- Information provided -
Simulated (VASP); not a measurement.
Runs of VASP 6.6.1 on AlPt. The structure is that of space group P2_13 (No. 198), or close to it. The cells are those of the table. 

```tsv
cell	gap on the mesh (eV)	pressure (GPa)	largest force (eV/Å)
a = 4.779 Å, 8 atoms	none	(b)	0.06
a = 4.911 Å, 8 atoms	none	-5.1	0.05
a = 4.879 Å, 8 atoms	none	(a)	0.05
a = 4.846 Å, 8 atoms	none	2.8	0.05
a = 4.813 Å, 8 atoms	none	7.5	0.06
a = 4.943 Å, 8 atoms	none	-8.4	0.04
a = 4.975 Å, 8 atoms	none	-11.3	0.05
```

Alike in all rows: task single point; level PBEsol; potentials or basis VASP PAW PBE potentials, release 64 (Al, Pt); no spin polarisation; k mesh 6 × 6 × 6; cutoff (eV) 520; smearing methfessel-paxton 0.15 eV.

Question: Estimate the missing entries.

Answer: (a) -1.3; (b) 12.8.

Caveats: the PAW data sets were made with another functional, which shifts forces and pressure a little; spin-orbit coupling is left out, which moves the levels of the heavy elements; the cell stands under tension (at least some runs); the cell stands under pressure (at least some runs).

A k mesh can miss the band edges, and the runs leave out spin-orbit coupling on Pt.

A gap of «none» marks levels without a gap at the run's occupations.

- Activity -
Nothing but the lines from the start of the data above through the line with "A k mesh can" should appear in your answer, copied exactly.

- Written response -
Simulated (VASP); not a measurement.
Runs of VASP 6.6.1 on AlPt. The structure is that of space group P2_13 (No. 198), or close to it. The cells are those of the table. 

```tsv
cell	gap on the mesh (eV)	pressure (GPa)	largest force (eV/Å)
a = 4.779 Å, 8 atoms	none	(b)	0.06
a = 4.911 Å, 8 atoms	none	-5.1	0.05
a = 4.879 Å, 8 atoms	none	(a)	0.05
a = 4.846 Å, 8 atoms	none	2.8	0.05
a = 4.813 Å, 8 atoms	none	7.5	0.06
a = 4.943 Å, 8 atoms	none	-8.4	0.04
a = 4.975 Å, 8 atoms	none	-11.3	0.05
```

Alike in all rows: task single point; level PBEsol; potentials or basis VASP PAW PBE potentials, release 64 (Al, Pt); no spin polarisation; k mesh 6 × 6 × 6; cutoff (eV) 520; smearing methfessel-paxton 0.15 eV.

Question: Estimate the missing entries.

Answer: (a) -1.3; (b) 12.8.

Caveats: the PAW data sets were made with another functional, which shifts forces and pressure a little; spin-orbit coupling is left out, which moves the levels of the heavy elements; the cell stands under tension (at least some runs); the cell stands under pressure (at least some runs).

A k mesh can miss the band edges, and the runs leave out spin-orbit coupling on Pt.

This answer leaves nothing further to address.